>>
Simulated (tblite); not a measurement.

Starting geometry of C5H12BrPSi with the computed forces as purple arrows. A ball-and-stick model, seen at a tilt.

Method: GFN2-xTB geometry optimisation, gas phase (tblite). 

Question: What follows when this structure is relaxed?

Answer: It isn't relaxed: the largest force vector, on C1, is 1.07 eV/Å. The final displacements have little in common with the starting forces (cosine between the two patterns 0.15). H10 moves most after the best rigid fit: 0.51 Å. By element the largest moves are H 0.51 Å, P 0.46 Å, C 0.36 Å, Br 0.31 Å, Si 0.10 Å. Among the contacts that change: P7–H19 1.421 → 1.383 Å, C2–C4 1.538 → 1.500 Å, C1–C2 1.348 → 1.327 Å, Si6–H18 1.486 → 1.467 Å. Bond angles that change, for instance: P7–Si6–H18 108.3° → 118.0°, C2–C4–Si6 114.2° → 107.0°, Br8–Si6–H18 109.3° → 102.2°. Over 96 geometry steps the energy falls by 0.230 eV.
<<

§ WORK ORDER
Starting at the first line of the material above, reproduce each line exactly up to and including the line with "Question: What follows".

§ ANSWER BOX
Simulated (tblite); not a measurement.

Starting geometry of C5H12BrPSi with the computed forces as purple arrows. A ball-and-stick model, seen at a tilt.

Method: GFN2-xTB geometry optimisation, gas phase (tblite). 

Question: What follows when this structure is relaxed?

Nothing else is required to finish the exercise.